Requirement: Output the full listing again without altering anything.

Extracted data:
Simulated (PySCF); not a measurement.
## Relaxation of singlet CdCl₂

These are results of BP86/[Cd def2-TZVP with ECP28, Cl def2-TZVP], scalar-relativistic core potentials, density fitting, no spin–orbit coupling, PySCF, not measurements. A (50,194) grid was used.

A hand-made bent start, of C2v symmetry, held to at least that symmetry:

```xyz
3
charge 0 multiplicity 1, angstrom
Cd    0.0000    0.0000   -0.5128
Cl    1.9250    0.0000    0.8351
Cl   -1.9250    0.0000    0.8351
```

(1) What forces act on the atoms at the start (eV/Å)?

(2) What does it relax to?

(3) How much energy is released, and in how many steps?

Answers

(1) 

Answer area:
Simulated (PySCF); not a measurement.
## Relaxation of singlet CdCl₂

These are results of BP86/[Cd def2-TZVP with ECP28, Cl def2-TZVP], scalar-relativistic core potentials, density fitting, no spin–orbit coupling, PySCF, not measurements. A (50,194) grid was used.

A hand-made bent start, of C2v symmetry, held to at least that symmetry:

```xyz
3
charge 0 multiplicity 1, angstrom
Cd    0.0000    0.0000   -0.5128
Cl    1.9250    0.0000    0.8351
Cl   -1.9250    0.0000    0.8351
```

(1) What forces act on the atoms at the start (eV/Å)?

(2) What does it relax to?

(3) How much energy is released, and in how many steps?

Answers

(1) 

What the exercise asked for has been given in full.